## INFORMATION GIVEN
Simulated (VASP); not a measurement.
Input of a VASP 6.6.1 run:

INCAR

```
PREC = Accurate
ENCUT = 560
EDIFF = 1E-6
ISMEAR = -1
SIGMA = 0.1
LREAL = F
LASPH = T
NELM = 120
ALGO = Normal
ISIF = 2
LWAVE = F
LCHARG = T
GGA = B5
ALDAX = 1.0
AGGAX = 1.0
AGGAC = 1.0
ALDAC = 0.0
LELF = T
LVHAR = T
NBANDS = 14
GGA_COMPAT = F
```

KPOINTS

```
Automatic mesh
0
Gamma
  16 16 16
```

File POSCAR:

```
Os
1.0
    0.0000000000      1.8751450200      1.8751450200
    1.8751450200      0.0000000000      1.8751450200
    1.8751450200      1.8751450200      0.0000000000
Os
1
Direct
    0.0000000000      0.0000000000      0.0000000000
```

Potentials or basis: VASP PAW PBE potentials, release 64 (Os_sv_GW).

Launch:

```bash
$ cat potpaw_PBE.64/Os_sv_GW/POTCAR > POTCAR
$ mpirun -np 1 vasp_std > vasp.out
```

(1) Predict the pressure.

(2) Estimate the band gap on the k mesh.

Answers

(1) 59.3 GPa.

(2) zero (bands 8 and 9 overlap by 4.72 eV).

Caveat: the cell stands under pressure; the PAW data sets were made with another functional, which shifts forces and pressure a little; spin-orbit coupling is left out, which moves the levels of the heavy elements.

## WORK ITEM
In the listing above, find the line with "(2) Estimate the band gap on the k mesh." and the line with "(2) zero (bands 8 and 9 overlap by 4.72 eV).". Output those two lines and every line between them, exactly as written.

## TASK RESULT
(2) Estimate the band gap on the k mesh.

Answers

(1) 59.3 GPa.

(2) zero (bands 8 and 9 overlap by 4.72 eV).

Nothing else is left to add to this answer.